- _SUPPLIED RECORDS_:
------------

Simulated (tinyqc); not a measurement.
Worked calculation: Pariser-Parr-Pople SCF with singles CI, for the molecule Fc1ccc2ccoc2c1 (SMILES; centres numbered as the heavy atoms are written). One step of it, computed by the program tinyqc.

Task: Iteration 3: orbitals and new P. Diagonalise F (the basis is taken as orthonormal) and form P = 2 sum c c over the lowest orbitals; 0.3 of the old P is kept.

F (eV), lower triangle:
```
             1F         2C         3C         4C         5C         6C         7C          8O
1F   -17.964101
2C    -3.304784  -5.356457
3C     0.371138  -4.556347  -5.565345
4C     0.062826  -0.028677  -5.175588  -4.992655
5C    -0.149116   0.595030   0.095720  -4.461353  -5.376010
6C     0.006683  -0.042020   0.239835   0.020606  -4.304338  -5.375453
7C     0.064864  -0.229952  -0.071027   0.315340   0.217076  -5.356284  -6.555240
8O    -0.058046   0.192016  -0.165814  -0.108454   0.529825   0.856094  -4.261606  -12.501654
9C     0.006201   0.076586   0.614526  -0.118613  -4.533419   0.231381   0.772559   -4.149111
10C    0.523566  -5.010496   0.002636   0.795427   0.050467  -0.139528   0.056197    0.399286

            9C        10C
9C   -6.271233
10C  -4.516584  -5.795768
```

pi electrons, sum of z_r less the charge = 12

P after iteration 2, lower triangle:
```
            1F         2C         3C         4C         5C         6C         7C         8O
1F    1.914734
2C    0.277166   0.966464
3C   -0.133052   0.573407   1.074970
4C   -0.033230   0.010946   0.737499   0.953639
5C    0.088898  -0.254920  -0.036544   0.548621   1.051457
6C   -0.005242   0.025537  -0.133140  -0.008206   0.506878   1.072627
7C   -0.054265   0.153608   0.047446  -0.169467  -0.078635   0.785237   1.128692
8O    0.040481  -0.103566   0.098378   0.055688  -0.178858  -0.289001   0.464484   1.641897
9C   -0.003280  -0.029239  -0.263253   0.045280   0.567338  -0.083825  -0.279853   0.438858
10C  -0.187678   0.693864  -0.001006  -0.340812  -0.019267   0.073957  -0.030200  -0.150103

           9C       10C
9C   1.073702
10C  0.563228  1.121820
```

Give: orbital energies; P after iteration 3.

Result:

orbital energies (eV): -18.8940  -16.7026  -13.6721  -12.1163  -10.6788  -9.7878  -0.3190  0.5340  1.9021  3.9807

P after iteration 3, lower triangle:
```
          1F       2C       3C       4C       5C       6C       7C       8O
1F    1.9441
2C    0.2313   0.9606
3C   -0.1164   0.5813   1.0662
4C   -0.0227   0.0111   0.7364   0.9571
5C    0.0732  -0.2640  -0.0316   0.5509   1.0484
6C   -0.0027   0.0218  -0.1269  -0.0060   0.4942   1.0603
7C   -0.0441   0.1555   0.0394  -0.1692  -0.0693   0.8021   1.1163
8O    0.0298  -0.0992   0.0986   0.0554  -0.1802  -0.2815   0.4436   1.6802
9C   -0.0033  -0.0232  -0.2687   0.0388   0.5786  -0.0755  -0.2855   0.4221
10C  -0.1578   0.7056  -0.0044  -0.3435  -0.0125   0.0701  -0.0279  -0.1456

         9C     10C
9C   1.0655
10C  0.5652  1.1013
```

------------

- _BRIEF_: Return the lines above precisely as they appear, beginning at the first line and ending at the line with "Worked calculation: Pariser-Parr-Pople", and nothing after it.

- _PROBLEM SOLUTION_:
Simulated (tinyqc); not a measurement.
Worked calculation: Pariser-Parr-Pople SCF with singles CI, for the molecule Fc1ccc2ccoc2c1 (SMILES; centres numbered as the heavy atoms are written). One step of it, computed by the program tinyqc.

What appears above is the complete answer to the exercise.